◇ ◇ ◇ ◇ ◇ ◇ ◇

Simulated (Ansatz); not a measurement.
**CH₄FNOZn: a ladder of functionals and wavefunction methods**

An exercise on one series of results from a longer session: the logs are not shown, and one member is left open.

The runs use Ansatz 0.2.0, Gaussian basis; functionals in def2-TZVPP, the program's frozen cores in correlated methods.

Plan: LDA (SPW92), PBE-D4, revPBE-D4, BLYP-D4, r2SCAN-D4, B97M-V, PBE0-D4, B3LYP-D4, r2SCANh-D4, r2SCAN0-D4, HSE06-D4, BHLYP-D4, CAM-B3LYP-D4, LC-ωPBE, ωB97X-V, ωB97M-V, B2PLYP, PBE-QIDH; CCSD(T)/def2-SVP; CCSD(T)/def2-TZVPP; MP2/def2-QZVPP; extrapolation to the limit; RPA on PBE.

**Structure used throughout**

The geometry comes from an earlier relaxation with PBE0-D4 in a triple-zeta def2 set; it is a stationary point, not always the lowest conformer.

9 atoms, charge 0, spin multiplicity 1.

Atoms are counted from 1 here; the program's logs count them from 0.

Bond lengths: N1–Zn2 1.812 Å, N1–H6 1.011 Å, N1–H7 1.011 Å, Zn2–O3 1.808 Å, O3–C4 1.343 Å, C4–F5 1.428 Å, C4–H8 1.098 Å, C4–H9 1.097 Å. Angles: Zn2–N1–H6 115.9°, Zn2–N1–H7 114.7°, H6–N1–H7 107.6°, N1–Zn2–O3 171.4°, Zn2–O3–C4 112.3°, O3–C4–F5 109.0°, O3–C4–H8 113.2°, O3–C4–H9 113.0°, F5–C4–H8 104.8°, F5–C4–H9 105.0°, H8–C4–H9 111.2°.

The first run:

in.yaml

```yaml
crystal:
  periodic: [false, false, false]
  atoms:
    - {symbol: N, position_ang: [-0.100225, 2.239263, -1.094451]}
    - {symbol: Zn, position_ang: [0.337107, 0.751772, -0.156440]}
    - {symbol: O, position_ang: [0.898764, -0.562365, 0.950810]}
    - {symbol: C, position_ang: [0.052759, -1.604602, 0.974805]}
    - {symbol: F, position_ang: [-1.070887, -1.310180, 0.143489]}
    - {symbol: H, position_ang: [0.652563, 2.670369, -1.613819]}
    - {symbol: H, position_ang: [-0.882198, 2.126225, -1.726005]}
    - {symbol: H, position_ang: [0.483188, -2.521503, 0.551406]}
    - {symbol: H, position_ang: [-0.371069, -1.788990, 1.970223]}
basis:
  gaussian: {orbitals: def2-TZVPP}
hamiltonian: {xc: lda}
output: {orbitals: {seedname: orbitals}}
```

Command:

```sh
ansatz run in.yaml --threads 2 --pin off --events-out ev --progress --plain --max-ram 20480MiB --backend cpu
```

◇ ◇ ◇ ◇ ◇ ◇ ◇

Word for word, please print every line from the beginning of the records to the line bearing "The runs use", counting both ends and stopping there.

**Written answer:**
Simulated (Ansatz); not a measurement.
**CH₄FNOZn: a ladder of functionals and wavefunction methods**

An exercise on one series of results from a longer session: the logs are not shown, and one member is left open.

The runs use Ansatz 0.2.0, Gaussian basis; functionals in def2-TZVPP, the program's frozen cores in correlated methods.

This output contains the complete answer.